Data extract —
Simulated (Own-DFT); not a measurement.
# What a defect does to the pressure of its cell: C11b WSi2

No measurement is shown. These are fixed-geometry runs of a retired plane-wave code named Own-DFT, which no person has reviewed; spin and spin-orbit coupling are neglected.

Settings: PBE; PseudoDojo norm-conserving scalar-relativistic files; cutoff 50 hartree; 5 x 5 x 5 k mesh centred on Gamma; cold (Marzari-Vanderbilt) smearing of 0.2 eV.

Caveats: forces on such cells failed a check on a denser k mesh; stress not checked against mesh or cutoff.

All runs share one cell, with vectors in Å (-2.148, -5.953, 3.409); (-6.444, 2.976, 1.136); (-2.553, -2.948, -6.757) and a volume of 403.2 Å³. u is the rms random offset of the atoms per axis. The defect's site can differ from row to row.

Required action —
Output exactly the lines of the records from the first through the one bearing "Caveats: forces on", both ends included.

Exercise result —
Simulated (Own-DFT); not a measurement.
# What a defect does to the pressure of its cell: C11b WSi2

No measurement is shown. These are fixed-geometry runs of a retired plane-wave code named Own-DFT, which no person has reviewed; spin and spin-orbit coupling are neglected.

Settings: PBE; PseudoDojo norm-conserving scalar-relativistic files; cutoff 50 hartree; 5 x 5 x 5 k mesh centred on Gamma; cold (Marzari-Vanderbilt) smearing of 0.2 eV.

Caveats: forces on such cells failed a check on a denser k mesh; stress not checked against mesh or cutoff.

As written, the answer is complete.